Produce an exact copy of the first line of the data below and each line after it, please, up to and including the one with "126.0, 149.7 ppm.".

**Given records**
*** Block opens ***
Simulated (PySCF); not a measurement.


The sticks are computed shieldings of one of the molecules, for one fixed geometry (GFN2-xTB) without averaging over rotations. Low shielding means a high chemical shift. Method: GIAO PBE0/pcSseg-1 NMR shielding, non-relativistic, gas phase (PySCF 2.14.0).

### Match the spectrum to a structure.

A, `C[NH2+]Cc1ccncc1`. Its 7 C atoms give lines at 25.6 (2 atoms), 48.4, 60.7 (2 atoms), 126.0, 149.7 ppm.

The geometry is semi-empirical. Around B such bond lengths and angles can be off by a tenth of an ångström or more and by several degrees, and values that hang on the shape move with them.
*** Block closes ***

**Answer box**
Simulated (PySCF); not a measurement.


The sticks are computed shieldings of one of the molecules, for one fixed geometry (GFN2-xTB) without averaging over rotations. Low shielding means a high chemical shift. Method: GIAO PBE0/pcSseg-1 NMR shielding, non-relativistic, gas phase (PySCF 2.14.0).

### Match the spectrum to a structure.

A, `C[NH2+]Cc1ccncc1`. Its 7 C atoms give lines at 25.6 (2 atoms), 48.4, 60.7 (2 atoms), 126.0, 149.7 ppm.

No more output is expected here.